-- EXTRACTED DATA --
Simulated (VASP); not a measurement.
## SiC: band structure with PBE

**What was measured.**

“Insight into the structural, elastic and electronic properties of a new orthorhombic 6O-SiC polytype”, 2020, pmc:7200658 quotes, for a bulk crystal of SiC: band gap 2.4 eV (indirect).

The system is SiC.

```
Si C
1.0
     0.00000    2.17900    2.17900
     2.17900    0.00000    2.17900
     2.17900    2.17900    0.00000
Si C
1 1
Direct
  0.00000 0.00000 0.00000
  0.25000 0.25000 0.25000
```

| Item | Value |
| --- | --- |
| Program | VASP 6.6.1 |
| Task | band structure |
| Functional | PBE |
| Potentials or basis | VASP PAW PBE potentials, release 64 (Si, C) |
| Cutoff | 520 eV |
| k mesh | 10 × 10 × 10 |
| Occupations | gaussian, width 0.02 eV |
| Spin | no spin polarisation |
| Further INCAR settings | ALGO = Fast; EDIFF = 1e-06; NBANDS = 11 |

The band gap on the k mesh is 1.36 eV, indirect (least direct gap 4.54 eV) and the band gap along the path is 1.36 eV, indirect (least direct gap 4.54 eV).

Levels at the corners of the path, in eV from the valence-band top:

-- EXERCISE --
Provide an exact reproduction of all the entries shown above.

-- EXERCISE RESPONSE --
Simulated (VASP); not a measurement.
## SiC: band structure with PBE

**What was measured.**

“Insight into the structural, elastic and electronic properties of a new orthorhombic 6O-SiC polytype”, 2020, pmc:7200658 quotes, for a bulk crystal of SiC: band gap 2.4 eV (indirect).

The system is SiC.

```
Si C
1.0
     0.00000    2.17900    2.17900
     2.17900    0.00000    2.17900
     2.17900    2.17900    0.00000
Si C
1 1
Direct
  0.00000 0.00000 0.00000
  0.25000 0.25000 0.25000
```

| Item | Value |
| --- | --- |
| Program | VASP 6.6.1 |
| Task | band structure |
| Functional | PBE |
| Potentials or basis | VASP PAW PBE potentials, release 64 (Si, C) |
| Cutoff | 520 eV |
| k mesh | 10 × 10 × 10 |
| Occupations | gaussian, width 0.02 eV |
| Spin | no spin polarisation |
| Further INCAR settings | ALGO = Fast; EDIFF = 1e-06; NBANDS = 11 |

The band gap on the k mesh is 1.36 eV, indirect (least direct gap 4.54 eV) and the band gap along the path is 1.36 eV, indirect (least direct gap 4.54 eV).

Levels at the corners of the path, in eV from the valence-band top:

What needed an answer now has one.